[BRIEF] Please restate each entry below, word for word.

*** EXERCISE DATA ***
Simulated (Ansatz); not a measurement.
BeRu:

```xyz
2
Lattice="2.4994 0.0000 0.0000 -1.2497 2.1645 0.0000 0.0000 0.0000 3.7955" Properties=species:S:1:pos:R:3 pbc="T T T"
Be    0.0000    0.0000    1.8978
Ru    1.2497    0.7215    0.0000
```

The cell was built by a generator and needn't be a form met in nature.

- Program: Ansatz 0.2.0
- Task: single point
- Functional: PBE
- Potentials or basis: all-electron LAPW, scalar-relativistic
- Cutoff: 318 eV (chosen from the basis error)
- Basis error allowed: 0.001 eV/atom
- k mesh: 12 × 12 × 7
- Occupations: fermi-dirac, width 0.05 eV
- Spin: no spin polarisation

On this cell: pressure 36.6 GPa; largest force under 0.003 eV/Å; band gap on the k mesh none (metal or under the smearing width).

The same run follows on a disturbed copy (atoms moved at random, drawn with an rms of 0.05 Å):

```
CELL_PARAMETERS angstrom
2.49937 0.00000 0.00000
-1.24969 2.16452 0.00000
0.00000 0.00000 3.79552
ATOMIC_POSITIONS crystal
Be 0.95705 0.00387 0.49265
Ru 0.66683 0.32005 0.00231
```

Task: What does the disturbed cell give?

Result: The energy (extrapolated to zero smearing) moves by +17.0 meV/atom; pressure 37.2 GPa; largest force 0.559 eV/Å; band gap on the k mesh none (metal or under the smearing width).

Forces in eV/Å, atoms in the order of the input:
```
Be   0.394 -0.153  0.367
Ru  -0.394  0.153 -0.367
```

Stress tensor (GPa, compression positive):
*** End of EXERCISE DATA ***

[YOUR SOLUTION]
Simulated (Ansatz); not a measurement.
BeRu:

```xyz
2
Lattice="2.4994 0.0000 0.0000 -1.2497 2.1645 0.0000 0.0000 0.0000 3.7955" Properties=species:S:1:pos:R:3 pbc="T T T"
Be    0.0000    0.0000    1.8978
Ru    1.2497    0.7215    0.0000
```

The cell was built by a generator and needn't be a form met in nature.

- Program: Ansatz 0.2.0
- Task: single point
- Functional: PBE
- Potentials or basis: all-electron LAPW, scalar-relativistic
- Cutoff: 318 eV (chosen from the basis error)
- Basis error allowed: 0.001 eV/atom
- k mesh: 12 × 12 × 7
- Occupations: fermi-dirac, width 0.05 eV
- Spin: no spin polarisation

On this cell: pressure 36.6 GPa; largest force under 0.003 eV/Å; band gap on the k mesh none (metal or under the smearing width).

The same run follows on a disturbed copy (atoms moved at random, drawn with an rms of 0.05 Å):

```
CELL_PARAMETERS angstrom
2.49937 0.00000 0.00000
-1.24969 2.16452 0.00000
0.00000 0.00000 3.79552
ATOMIC_POSITIONS crystal
Be 0.95705 0.00387 0.49265
Ru 0.66683 0.32005 0.00231
```

Task: What does the disturbed cell give?

Result: The energy (extrapolated to zero smearing) moves by +17.0 meV/atom; pressure 37.2 GPa; largest force 0.559 eV/Å; band gap on the k mesh none (metal or under the smearing width).

Forces in eV/Å, atoms in the order of the input:
```
Be   0.394 -0.153  0.367
Ru  -0.394  0.153 -0.367
```

Stress tensor (GPa, compression positive):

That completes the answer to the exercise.